WORK TASK:
Copy, word for word, each line of the data below from the first through the line containing "A plain self-consistent", and stop there.

--------------------------------------------------

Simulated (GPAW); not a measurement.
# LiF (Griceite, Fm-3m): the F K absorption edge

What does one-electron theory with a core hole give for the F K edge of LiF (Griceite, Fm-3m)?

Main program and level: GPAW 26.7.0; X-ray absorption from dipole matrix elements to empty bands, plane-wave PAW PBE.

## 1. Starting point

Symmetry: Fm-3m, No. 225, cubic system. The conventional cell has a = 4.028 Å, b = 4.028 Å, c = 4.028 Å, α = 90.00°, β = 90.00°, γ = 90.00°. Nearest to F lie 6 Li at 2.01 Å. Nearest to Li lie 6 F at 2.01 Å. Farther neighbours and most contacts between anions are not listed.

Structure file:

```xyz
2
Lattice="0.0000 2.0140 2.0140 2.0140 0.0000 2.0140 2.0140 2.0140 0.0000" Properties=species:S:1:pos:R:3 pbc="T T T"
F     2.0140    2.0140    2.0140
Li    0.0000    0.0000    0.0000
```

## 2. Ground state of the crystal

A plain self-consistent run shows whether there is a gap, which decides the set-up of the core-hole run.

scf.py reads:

--------------------------------------------------

REPLY:
Simulated (GPAW); not a measurement.
# LiF (Griceite, Fm-3m): the F K absorption edge

What does one-electron theory with a core hole give for the F K edge of LiF (Griceite, Fm-3m)?

Main program and level: GPAW 26.7.0; X-ray absorption from dipole matrix elements to empty bands, plane-wave PAW PBE.

## 1. Starting point

Symmetry: Fm-3m, No. 225, cubic system. The conventional cell has a = 4.028 Å, b = 4.028 Å, c = 4.028 Å, α = 90.00°, β = 90.00°, γ = 90.00°. Nearest to F lie 6 Li at 2.01 Å. Nearest to Li lie 6 F at 2.01 Å. Farther neighbours and most contacts between anions are not listed.

Structure file:

```xyz
2
Lattice="0.0000 2.0140 2.0140 2.0140 0.0000 2.0140 2.0140 2.0140 0.0000" Properties=species:S:1:pos:R:3 pbc="T T T"
F     2.0140    2.0140    2.0140
Li    0.0000    0.0000    0.0000
```

## 2. Ground state of the crystal

A plain self-consistent run shows whether there is a gap, which decides the set-up of the core-hole run.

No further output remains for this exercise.